### Task item
In the data below, the answer is the run of lines from the line containing "Hardware: 1 thread" through the line containing "Task: Estimate the wall time of this run.", both included; print it exactly and nothing else.

### Supplied records
□ □ □

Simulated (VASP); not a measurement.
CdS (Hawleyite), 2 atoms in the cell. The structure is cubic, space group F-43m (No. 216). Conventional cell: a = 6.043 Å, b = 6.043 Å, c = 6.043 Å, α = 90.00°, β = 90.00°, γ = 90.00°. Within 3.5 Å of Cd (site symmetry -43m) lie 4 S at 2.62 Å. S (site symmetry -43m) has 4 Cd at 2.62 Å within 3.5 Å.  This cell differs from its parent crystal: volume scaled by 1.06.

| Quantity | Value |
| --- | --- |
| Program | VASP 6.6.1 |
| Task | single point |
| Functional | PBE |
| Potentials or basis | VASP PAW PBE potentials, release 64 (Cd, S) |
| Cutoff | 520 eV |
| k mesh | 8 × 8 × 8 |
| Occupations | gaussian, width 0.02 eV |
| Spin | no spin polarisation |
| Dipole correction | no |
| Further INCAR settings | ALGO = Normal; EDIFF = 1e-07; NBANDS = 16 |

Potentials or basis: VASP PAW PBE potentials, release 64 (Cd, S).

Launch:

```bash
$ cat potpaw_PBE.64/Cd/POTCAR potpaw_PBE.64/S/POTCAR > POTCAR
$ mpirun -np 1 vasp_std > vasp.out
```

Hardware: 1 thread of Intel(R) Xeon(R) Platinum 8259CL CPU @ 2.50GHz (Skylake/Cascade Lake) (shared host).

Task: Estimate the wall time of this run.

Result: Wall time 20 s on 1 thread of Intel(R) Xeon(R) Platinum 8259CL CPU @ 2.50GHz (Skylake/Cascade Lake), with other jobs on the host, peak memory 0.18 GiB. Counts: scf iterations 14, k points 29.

□ □ □

### Response box
Hardware: 1 thread of Intel(R) Xeon(R) Platinum 8259CL CPU @ 2.50GHz (Skylake/Cascade Lake) (shared host).

Task: Estimate the wall time of this run.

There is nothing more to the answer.